**DATA:**
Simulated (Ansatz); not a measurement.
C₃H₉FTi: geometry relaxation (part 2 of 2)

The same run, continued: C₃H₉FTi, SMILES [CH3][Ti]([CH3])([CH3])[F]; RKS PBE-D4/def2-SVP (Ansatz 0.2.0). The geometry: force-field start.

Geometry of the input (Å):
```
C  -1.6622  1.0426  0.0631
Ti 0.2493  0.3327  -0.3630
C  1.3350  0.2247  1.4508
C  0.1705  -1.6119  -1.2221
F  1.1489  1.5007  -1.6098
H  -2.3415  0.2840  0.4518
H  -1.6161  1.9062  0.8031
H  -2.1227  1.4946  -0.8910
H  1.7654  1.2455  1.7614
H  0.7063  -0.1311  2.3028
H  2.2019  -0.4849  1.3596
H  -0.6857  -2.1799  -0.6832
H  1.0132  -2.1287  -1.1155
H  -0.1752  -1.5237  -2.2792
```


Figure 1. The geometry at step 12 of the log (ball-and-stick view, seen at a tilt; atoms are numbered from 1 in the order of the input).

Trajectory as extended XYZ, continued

**WORK ITEM:** Would you quote everything above from the line containing "Geometry of the" down to the line containing "Figure 1. The"? Include both of those lines and nothing else.

**ANSWER AREA:**
Geometry of the input (Å):
```
C  -1.6622  1.0426  0.0631
Ti 0.2493  0.3327  -0.3630
C  1.3350  0.2247  1.4508
C  0.1705  -1.6119  -1.2221
F  1.1489  1.5007  -1.6098
H  -2.3415  0.2840  0.4518
H  -1.6161  1.9062  0.8031
H  -2.1227  1.4946  -0.8910
H  1.7654  1.2455  1.7614
H  0.7063  -0.1311  2.3028
H  2.2019  -0.4849  1.3596
H  -0.6857  -2.1799  -0.6832
H  1.0132  -2.1287  -1.1155
H  -0.1752  -1.5237  -2.2792
```


Figure 1. The geometry at step 12 of the log (ball-and-stick view, seen at a tilt; atoms are numbered from 1 in the order of the input).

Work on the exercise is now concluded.